[Required action]
The expected output is a verbatim reprint of the lines from the beginning of the data that follows through the line that contains "release 64 (P, C)".

[Material provided]
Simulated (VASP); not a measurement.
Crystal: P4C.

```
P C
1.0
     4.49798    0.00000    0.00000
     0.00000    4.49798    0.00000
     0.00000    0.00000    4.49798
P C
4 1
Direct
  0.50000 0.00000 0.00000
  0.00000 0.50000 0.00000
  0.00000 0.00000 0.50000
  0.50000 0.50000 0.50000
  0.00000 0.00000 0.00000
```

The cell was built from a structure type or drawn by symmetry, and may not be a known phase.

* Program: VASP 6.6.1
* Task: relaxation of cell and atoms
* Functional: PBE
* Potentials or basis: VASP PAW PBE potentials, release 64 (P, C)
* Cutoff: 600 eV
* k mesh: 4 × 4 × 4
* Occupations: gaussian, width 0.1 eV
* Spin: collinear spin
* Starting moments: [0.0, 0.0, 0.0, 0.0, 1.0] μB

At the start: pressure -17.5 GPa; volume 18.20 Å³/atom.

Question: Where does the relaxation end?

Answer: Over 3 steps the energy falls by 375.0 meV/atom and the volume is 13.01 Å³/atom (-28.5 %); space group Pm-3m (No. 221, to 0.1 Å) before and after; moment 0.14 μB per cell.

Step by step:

[Your solution]
Simulated (VASP); not a measurement.
Crystal: P4C.

```
P C
1.0
     4.49798    0.00000    0.00000
     0.00000    4.49798    0.00000
     0.00000    0.00000    4.49798
P C
4 1
Direct
  0.50000 0.00000 0.00000
  0.00000 0.50000 0.00000
  0.00000 0.00000 0.50000
  0.50000 0.50000 0.50000
  0.00000 0.00000 0.00000
```

The cell was built from a structure type or drawn by symmetry, and may not be a known phase.

* Program: VASP 6.6.1
* Task: relaxation of cell and atoms
* Functional: PBE
* Potentials or basis: VASP PAW PBE potentials, release 64 (P, C)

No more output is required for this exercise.